_Work instruction_
Look below for the line containing "Property | Result |"; from there, print each line exactly up to and including the line containing "NBANDS = 16 |", and stop.

_Provided material_
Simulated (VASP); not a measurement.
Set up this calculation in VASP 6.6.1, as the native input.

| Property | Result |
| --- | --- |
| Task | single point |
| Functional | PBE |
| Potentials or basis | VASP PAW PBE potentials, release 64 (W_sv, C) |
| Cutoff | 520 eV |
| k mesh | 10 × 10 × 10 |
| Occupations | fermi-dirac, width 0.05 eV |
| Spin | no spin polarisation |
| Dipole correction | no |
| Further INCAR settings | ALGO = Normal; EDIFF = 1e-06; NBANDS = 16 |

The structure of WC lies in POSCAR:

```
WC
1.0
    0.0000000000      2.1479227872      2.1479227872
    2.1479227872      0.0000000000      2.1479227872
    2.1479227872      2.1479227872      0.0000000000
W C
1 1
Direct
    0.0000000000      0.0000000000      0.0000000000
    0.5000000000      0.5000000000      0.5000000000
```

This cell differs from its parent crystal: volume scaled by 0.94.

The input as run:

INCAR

_Result_
| Property | Result |
| --- | --- |
| Task | single point |
| Functional | PBE |
| Potentials or basis | VASP PAW PBE potentials, release 64 (W_sv, C) |
| Cutoff | 520 eV |
| k mesh | 10 × 10 × 10 |
| Occupations | fermi-dirac, width 0.05 eV |
| Spin | no spin polarisation |
| Dipole correction | no |
| Further INCAR settings | ALGO = Normal; EDIFF = 1e-06; NBANDS = 16 |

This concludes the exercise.